* _Brief_
Reproduce the entire listing below verbatim.

* _Data provided_
------------------------------------
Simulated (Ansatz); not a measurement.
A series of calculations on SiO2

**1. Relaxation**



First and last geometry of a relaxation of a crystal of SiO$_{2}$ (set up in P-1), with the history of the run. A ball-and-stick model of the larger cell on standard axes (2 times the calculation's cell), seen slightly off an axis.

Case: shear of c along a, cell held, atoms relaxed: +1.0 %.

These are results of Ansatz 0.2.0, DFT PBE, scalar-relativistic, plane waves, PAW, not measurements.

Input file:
------------------------------------

* _Expected answer_
Simulated (Ansatz); not a measurement.
A series of calculations on SiO2

**1. Relaxation**



First and last geometry of a relaxation of a crystal of SiO$_{2}$ (set up in P-1), with the history of the run. A ball-and-stick model of the larger cell on standard axes (2 times the calculation's cell), seen slightly off an axis.

Case: shear of c along a, cell held, atoms relaxed: +1.0 %.

These are results of Ansatz 0.2.0, DFT PBE, scalar-relativistic, plane waves, PAW, not measurements.

Input file:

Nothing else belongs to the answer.